> Action item
Reproduce the records that follow exactly as they are written.

== Segment start ==

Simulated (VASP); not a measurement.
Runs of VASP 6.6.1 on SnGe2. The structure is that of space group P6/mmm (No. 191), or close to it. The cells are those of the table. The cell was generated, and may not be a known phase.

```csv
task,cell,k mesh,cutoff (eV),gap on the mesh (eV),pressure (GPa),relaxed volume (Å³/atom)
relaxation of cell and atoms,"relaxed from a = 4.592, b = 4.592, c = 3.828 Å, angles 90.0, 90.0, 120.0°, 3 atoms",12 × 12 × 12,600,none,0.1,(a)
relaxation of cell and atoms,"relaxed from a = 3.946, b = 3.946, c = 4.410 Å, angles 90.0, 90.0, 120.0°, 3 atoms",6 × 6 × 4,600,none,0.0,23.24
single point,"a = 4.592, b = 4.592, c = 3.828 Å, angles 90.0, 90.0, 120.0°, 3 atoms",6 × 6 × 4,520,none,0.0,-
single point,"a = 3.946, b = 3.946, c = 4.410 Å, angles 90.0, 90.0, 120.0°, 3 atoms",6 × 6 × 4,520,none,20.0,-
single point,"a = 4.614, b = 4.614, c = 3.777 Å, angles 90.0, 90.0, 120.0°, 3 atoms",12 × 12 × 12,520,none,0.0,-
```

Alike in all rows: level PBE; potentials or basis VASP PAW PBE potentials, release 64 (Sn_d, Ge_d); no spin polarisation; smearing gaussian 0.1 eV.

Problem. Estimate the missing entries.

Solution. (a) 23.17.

== Segment end ==

> Exercise result
Simulated (VASP); not a measurement.
Runs of VASP 6.6.1 on SnGe2. The structure is that of space group P6/mmm (No. 191), or close to it. The cells are those of the table. The cell was generated, and may not be a known phase.

```csv
task,cell,k mesh,cutoff (eV),gap on the mesh (eV),pressure (GPa),relaxed volume (Å³/atom)
relaxation of cell and atoms,"relaxed from a = 4.592, b = 4.592, c = 3.828 Å, angles 90.0, 90.0, 120.0°, 3 atoms",12 × 12 × 12,600,none,0.1,(a)
relaxation of cell and atoms,"relaxed from a = 3.946, b = 3.946, c = 4.410 Å, angles 90.0, 90.0, 120.0°, 3 atoms",6 × 6 × 4,600,none,0.0,23.24
single point,"a = 4.592, b = 4.592, c = 3.828 Å, angles 90.0, 90.0, 120.0°, 3 atoms",6 × 6 × 4,520,none,0.0,-
single point,"a = 3.946, b = 3.946, c = 4.410 Å, angles 90.0, 90.0, 120.0°, 3 atoms",6 × 6 × 4,520,none,20.0,-
single point,"a = 4.614, b = 4.614, c = 3.777 Å, angles 90.0, 90.0, 120.0°, 3 atoms",12 × 12 × 12,520,none,0.0,-
```

Alike in all rows: level PBE; potentials or basis VASP PAW PBE potentials, release 64 (Sn_d, Ge_d); no spin polarisation; smearing gaussian 0.1 eV.

Problem. Estimate the missing entries.

Solution. (a) 23.17.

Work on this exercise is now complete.